※ ※ ※
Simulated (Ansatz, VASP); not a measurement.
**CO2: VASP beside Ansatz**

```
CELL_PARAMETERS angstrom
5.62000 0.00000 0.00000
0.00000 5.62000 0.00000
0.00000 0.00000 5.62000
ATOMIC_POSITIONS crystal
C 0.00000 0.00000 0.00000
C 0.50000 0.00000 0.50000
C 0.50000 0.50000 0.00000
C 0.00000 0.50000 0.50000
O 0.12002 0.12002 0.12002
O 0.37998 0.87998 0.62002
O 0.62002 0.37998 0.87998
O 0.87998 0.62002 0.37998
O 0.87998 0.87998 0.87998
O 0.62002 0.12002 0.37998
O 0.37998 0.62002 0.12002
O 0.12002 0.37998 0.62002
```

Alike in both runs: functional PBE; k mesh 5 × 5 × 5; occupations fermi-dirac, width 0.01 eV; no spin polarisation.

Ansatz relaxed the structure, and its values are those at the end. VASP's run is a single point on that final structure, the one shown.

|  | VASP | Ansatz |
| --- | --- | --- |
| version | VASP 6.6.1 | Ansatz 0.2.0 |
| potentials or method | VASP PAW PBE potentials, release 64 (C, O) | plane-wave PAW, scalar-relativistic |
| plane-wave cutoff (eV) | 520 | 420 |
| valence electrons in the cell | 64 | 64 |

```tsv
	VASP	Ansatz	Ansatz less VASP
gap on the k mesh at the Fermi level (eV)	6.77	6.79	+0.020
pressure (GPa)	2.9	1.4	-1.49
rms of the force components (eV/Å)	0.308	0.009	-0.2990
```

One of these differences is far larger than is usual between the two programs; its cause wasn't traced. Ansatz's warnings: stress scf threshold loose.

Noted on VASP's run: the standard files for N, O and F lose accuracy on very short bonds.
※ ※ ※

= WORK REQUEST =
The lines above, from the first through the one containing "520 | 420 |", must be restated word for word, with nothing added.

= TASK RESPONSE =
Simulated (Ansatz, VASP); not a measurement.
**CO2: VASP beside Ansatz**

```
CELL_PARAMETERS angstrom
5.62000 0.00000 0.00000
0.00000 5.62000 0.00000
0.00000 0.00000 5.62000
ATOMIC_POSITIONS crystal
C 0.00000 0.00000 0.00000
C 0.50000 0.00000 0.50000
C 0.50000 0.50000 0.00000
C 0.00000 0.50000 0.50000
O 0.12002 0.12002 0.12002
O 0.37998 0.87998 0.62002
O 0.62002 0.37998 0.87998
O 0.87998 0.62002 0.37998
O 0.87998 0.87998 0.87998
O 0.62002 0.12002 0.37998
O 0.37998 0.62002 0.12002
O 0.12002 0.37998 0.62002
```

Alike in both runs: functional PBE; k mesh 5 × 5 × 5; occupations fermi-dirac, width 0.01 eV; no spin polarisation.

Ansatz relaxed the structure, and its values are those at the end. VASP's run is a single point on that final structure, the one shown.

|  | VASP | Ansatz |
| --- | --- | --- |
| version | VASP 6.6.1 | Ansatz 0.2.0 |
| potentials or method | VASP PAW PBE potentials, release 64 (C, O) | plane-wave PAW, scalar-relativistic |
| plane-wave cutoff (eV) | 520 | 420 |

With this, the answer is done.